▸ **Action item**
Beginning at the line containing "ferromagnetic start |" in the material below and ending at the line containing "Its results: pressure", return each line exactly and add nothing.

((

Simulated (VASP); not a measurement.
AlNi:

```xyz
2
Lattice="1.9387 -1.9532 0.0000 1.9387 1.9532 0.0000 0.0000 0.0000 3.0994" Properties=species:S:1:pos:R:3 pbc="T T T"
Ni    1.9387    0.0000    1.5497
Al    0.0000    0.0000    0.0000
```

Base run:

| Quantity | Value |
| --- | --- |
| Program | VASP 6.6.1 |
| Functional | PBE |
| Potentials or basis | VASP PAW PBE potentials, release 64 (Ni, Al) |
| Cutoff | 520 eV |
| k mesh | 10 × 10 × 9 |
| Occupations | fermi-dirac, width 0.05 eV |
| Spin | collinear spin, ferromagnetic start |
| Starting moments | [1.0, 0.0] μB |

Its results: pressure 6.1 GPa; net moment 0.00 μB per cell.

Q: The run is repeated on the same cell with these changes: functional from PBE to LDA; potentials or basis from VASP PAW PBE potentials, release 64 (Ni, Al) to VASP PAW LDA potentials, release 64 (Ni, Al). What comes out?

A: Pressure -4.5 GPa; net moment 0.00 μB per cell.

))

▸ **Your solution**
| Spin | collinear spin, ferromagnetic start |
| Starting moments | [1.0, 0.0] μB |

Its results: pressure 6.1 GPa; net moment 0.00 μB per cell.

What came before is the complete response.